> _Task item_:
The records must be repeated exactly and in their entirety.

> _Information provided_:
= = = = =

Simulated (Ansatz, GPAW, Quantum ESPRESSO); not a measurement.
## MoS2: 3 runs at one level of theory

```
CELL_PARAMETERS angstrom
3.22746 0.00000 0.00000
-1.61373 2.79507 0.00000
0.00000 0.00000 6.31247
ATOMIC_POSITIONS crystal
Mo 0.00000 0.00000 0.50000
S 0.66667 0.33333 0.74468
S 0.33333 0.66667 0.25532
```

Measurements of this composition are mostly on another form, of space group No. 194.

= = = = =

> _Your solution_:
Simulated (Ansatz, GPAW, Quantum ESPRESSO); not a measurement.
## MoS2: 3 runs at one level of theory

```
CELL_PARAMETERS angstrom
3.22746 0.00000 0.00000
-1.61373 2.79507 0.00000
0.00000 0.00000 6.31247
ATOMIC_POSITIONS crystal
Mo 0.00000 0.00000 0.50000
S 0.66667 0.33333 0.74468
S 0.33333 0.66667 0.25532
```

Measurements of this composition are mostly on another form, of space group No. 194.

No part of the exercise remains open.